Activity
Every line of the data below is to be written out again exactly.

-- Data extracts follows --

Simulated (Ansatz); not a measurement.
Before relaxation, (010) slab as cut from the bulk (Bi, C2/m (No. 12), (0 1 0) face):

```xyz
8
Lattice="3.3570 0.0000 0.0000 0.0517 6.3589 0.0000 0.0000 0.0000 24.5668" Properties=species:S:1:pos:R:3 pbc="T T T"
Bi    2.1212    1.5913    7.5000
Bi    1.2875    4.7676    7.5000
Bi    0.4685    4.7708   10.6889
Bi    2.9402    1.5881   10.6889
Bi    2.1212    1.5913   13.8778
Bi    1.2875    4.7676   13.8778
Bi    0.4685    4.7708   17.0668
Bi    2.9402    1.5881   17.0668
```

-- Data extracts concluded --

Reply
Simulated (Ansatz); not a measurement.
Before relaxation, (010) slab as cut from the bulk (Bi, C2/m (No. 12), (0 1 0) face):

```xyz
8
Lattice="3.3570 0.0000 0.0000 0.0517 6.3589 0.0000 0.0000 0.0000 24.5668" Properties=species:S:1:pos:R:3 pbc="T T T"
Bi    2.1212    1.5913    7.5000
Bi    1.2875    4.7676    7.5000
Bi    0.4685    4.7708   10.6889
Bi    2.9402    1.5881   10.6889
Bi    2.1212    1.5913   13.8778
Bi    1.2875    4.7676   13.8778
Bi    0.4685    4.7708   17.0668
Bi    2.9402    1.5881   17.0668
```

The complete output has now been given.